> **DATA PROVIDED**:
--- --- ---

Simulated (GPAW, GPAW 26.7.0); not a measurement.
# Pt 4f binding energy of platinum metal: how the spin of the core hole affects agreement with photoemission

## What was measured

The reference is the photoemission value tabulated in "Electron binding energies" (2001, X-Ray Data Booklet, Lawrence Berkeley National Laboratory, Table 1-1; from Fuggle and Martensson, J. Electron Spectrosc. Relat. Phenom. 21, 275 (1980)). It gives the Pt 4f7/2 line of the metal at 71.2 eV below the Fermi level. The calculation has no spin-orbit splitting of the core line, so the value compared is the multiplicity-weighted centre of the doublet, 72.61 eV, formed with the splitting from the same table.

--- --- ---

> **WORK REQUEST**: In full and without changes, copy the entries above.

> **EXERCISE SOLUTION**:
Simulated (GPAW, GPAW 26.7.0); not a measurement.
# Pt 4f binding energy of platinum metal: how the spin of the core hole affects agreement with photoemission

## What was measured

The reference is the photoemission value tabulated in "Electron binding energies" (2001, X-Ray Data Booklet, Lawrence Berkeley National Laboratory, Table 1-1; from Fuggle and Martensson, J. Electron Spectrosc. Relat. Phenom. 21, 275 (1980)). It gives the Pt 4f7/2 line of the metal at 71.2 eV below the Fermi level. The calculation has no spin-orbit splitting of the core line, so the value compared is the multiplicity-weighted centre of the doublet, 72.61 eV, formed with the splitting from the same table.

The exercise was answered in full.